▶ Work order
Nothing in the data may be altered; copy it all exactly.

▶ Supplied material
..........
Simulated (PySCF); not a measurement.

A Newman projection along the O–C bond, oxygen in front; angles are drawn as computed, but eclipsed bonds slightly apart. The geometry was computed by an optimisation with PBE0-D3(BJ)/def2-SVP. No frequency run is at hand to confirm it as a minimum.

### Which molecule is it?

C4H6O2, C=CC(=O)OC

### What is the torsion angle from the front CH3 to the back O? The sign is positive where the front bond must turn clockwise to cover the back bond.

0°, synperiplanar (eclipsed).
..........

▶ Task output
Simulated (PySCF); not a measurement.

A Newman projection along the O–C bond, oxygen in front; angles are drawn as computed, but eclipsed bonds slightly apart. The geometry was computed by an optimisation with PBE0-D3(BJ)/def2-SVP. No frequency run is at hand to confirm it as a minimum.

### Which molecule is it?

C4H6O2, C=CC(=O)OC

### What is the torsion angle from the front CH3 to the back O? The sign is positive where the front bond must turn clockwise to cover the back bond.

0°, synperiplanar (eclipsed).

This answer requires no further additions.